Content starts
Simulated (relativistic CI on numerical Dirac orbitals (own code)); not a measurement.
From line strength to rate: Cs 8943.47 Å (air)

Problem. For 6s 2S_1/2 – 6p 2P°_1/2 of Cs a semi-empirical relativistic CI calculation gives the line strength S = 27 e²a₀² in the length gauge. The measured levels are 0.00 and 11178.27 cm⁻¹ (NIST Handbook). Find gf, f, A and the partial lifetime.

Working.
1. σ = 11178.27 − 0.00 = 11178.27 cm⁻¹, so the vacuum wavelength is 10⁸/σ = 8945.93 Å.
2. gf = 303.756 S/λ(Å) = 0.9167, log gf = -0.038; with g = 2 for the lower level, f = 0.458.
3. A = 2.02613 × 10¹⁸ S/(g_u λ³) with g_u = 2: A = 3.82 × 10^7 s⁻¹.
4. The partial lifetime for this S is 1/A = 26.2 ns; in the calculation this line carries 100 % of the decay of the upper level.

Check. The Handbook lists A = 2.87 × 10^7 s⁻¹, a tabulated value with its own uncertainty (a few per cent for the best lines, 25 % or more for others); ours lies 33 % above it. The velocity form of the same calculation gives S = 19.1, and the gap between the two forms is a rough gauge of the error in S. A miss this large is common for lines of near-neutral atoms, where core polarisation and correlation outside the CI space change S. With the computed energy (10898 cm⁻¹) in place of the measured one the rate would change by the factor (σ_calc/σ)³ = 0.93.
Content ends

WORK TASK ::
Reproduce only what lies between the start of the listing above and the end of the line containing "4. The partial", keeping every line exact.

ANSWER SPACE ::
Simulated (relativistic CI on numerical Dirac orbitals (own code)); not a measurement.
From line strength to rate: Cs 8943.47 Å (air)

Problem. For 6s 2S_1/2 – 6p 2P°_1/2 of Cs a semi-empirical relativistic CI calculation gives the line strength S = 27 e²a₀² in the length gauge. The measured levels are 0.00 and 11178.27 cm⁻¹ (NIST Handbook). Find gf, f, A and the partial lifetime.

Working.
1. σ = 11178.27 − 0.00 = 11178.27 cm⁻¹, so the vacuum wavelength is 10⁸/σ = 8945.93 Å.
2. gf = 303.756 S/λ(Å) = 0.9167, log gf = -0.038; with g = 2 for the lower level, f = 0.458.
3. A = 2.02613 × 10¹⁸ S/(g_u λ³) with g_u = 2: A = 3.82 × 10^7 s⁻¹.
4. The partial lifetime for this S is 1/A = 26.2 ns; in the calculation this line carries 100 % of the decay of the upper level.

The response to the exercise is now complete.